Exercise:
Start at the first line of the listing below. Write out each line exactly, stopping after the one that contains "Caveats: the PAW".

Source information:
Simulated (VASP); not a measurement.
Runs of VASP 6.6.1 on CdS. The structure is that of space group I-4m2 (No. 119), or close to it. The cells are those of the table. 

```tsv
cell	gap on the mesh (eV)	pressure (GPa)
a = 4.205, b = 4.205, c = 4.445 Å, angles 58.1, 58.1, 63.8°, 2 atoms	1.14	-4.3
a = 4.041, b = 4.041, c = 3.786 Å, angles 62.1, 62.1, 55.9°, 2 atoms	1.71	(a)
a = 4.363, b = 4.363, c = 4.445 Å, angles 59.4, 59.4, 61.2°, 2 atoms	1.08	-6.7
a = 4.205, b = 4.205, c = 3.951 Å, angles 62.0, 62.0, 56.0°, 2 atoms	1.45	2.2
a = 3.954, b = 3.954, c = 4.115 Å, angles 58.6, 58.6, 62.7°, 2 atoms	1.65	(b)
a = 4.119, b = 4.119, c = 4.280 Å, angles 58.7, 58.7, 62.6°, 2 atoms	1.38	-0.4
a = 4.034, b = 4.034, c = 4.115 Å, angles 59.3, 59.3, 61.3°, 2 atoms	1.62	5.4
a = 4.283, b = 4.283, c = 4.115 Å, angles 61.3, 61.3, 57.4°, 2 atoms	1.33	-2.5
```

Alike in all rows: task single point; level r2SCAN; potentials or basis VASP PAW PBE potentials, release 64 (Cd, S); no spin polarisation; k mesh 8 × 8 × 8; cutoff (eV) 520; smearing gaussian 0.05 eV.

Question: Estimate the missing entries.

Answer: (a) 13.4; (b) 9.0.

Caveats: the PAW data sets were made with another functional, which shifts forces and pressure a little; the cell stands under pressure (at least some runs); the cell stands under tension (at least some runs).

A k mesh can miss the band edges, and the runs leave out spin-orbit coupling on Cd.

Exercise output:
Simulated (VASP); not a measurement.
Runs of VASP 6.6.1 on CdS. The structure is that of space group I-4m2 (No. 119), or close to it. The cells are those of the table. 

```tsv
cell	gap on the mesh (eV)	pressure (GPa)
a = 4.205, b = 4.205, c = 4.445 Å, angles 58.1, 58.1, 63.8°, 2 atoms	1.14	-4.3
a = 4.041, b = 4.041, c = 3.786 Å, angles 62.1, 62.1, 55.9°, 2 atoms	1.71	(a)
a = 4.363, b = 4.363, c = 4.445 Å, angles 59.4, 59.4, 61.2°, 2 atoms	1.08	-6.7
a = 4.205, b = 4.205, c = 3.951 Å, angles 62.0, 62.0, 56.0°, 2 atoms	1.45	2.2
a = 3.954, b = 3.954, c = 4.115 Å, angles 58.6, 58.6, 62.7°, 2 atoms	1.65	(b)
a = 4.119, b = 4.119, c = 4.280 Å, angles 58.7, 58.7, 62.6°, 2 atoms	1.38	-0.4
a = 4.034, b = 4.034, c = 4.115 Å, angles 59.3, 59.3, 61.3°, 2 atoms	1.62	5.4
a = 4.283, b = 4.283, c = 4.115 Å, angles 61.3, 61.3, 57.4°, 2 atoms	1.33	-2.5
```

Alike in all rows: task single point; level r2SCAN; potentials or basis VASP PAW PBE potentials, release 64 (Cd, S); no spin polarisation; k mesh 8 × 8 × 8; cutoff (eV) 520; smearing gaussian 0.05 eV.

Question: Estimate the missing entries.

Answer: (a) 13.4; (b) 9.0.

Caveats: the PAW data sets were made with another functional, which shifts forces and pressure a little; the cell stands under pressure (at least some runs); the cell stands under tension (at least some runs).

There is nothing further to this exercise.